- Work task
With both ends included, transcribe exactly the records below from their first line to the line that contains "Problem. Which case".

- Given information
□ □ □ □ □ □ □
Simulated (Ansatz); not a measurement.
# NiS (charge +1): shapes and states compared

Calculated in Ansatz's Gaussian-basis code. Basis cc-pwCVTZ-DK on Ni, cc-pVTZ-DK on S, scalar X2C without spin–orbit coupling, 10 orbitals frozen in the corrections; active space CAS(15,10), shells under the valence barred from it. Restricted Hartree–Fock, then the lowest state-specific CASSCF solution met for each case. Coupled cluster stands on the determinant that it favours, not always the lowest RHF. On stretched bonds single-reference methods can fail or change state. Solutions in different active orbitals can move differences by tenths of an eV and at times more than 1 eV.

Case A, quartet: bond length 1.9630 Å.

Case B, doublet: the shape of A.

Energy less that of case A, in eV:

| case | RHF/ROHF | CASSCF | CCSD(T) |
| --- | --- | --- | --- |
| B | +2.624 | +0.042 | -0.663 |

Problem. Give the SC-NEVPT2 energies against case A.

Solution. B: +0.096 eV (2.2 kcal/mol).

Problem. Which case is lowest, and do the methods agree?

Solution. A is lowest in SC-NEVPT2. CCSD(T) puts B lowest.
□ □ □ □ □ □ □

- Exercise answer
Simulated (Ansatz); not a measurement.
# NiS (charge +1): shapes and states compared

Calculated in Ansatz's Gaussian-basis code. Basis cc-pwCVTZ-DK on Ni, cc-pVTZ-DK on S, scalar X2C without spin–orbit coupling, 10 orbitals frozen in the corrections; active space CAS(15,10), shells under the valence barred from it. Restricted Hartree–Fock, then the lowest state-specific CASSCF solution met for each case. Coupled cluster stands on the determinant that it favours, not always the lowest RHF. On stretched bonds single-reference methods can fail or change state. Solutions in different active orbitals can move differences by tenths of an eV and at times more than 1 eV.

Case A, quartet: bond length 1.9630 Å.

Case B, doublet: the shape of A.

Energy less that of case A, in eV:

| case | RHF/ROHF | CASSCF | CCSD(T) |
| --- | --- | --- | --- |
| B | +2.624 | +0.042 | -0.663 |

Problem. Give the SC-NEVPT2 energies against case A.

Solution. B: +0.096 eV (2.2 kcal/mol).

Problem. Which case is lowest, and do the methods agree?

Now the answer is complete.